**Brief:** Retype the records exactly, including every line.

*** Data excerpts

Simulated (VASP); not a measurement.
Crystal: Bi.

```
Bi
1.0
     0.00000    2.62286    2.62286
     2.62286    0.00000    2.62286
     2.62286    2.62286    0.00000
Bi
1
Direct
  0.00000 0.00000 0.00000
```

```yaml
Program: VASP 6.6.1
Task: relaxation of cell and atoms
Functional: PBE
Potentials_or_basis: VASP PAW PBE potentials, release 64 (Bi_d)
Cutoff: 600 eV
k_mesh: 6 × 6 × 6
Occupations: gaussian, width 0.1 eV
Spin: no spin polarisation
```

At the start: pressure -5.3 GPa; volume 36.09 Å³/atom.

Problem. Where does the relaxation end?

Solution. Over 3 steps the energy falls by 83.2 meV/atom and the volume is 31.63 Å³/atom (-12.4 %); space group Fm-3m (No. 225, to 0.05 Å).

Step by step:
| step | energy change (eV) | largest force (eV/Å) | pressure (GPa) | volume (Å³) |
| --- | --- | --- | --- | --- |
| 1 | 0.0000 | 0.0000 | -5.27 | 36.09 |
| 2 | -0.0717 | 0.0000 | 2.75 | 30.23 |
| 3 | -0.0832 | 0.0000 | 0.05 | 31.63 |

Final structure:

******

**Answer box:**
Simulated (VASP); not a measurement.
Crystal: Bi.

```
Bi
1.0
     0.00000    2.62286    2.62286
     2.62286    0.00000    2.62286
     2.62286    2.62286    0.00000
Bi
1
Direct
  0.00000 0.00000 0.00000
```

```yaml
Program: VASP 6.6.1
Task: relaxation of cell and atoms
Functional: PBE
Potentials_or_basis: VASP PAW PBE potentials, release 64 (Bi_d)
Cutoff: 600 eV
k_mesh: 6 × 6 × 6
Occupations: gaussian, width 0.1 eV
Spin: no spin polarisation
```

At the start: pressure -5.3 GPa; volume 36.09 Å³/atom.

Problem. Where does the relaxation end?

Solution. Over 3 steps the energy falls by 83.2 meV/atom and the volume is 31.63 Å³/atom (-12.4 %); space group Fm-3m (No. 225, to 0.05 Å).

Step by step:
| step | energy change (eV) | largest force (eV/Å) | pressure (GPa) | volume (Å³) |
| --- | --- | --- | --- | --- |
| 1 | 0.0000 | 0.0000 | -5.27 | 36.09 |
| 2 | -0.0717 | 0.0000 | 2.75 | 30.23 |
| 3 | -0.0832 | 0.0000 | 0.05 | 31.63 |

Final structure:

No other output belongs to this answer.